### Given records
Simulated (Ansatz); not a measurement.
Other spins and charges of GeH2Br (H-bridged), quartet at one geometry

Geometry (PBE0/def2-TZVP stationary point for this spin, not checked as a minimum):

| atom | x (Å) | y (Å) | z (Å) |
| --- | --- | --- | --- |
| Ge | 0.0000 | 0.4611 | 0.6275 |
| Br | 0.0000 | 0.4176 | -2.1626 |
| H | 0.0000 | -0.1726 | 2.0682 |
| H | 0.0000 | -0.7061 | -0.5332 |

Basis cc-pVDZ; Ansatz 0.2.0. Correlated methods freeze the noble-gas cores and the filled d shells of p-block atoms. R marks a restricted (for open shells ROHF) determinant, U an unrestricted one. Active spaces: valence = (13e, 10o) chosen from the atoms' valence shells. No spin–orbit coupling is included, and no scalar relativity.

### Assignment
Retype the records above in full, exactly.

### Task answer
Simulated (Ansatz); not a measurement.
Other spins and charges of GeH2Br (H-bridged), quartet at one geometry

Geometry (PBE0/def2-TZVP stationary point for this spin, not checked as a minimum):

| atom | x (Å) | y (Å) | z (Å) |
| --- | --- | --- | --- |
| Ge | 0.0000 | 0.4611 | 0.6275 |
| Br | 0.0000 | 0.4176 | -2.1626 |
| H | 0.0000 | -0.1726 | 2.0682 |
| H | 0.0000 | -0.7061 | -0.5332 |

Basis cc-pVDZ; Ansatz 0.2.0. Correlated methods freeze the noble-gas cores and the filled d shells of p-block atoms. R marks a restricted (for open shells ROHF) determinant, U an unrestricted one. Active spaces: valence = (13e, 10o) chosen from the atoms' valence shells. No spin–orbit coupling is included, and no scalar relativity.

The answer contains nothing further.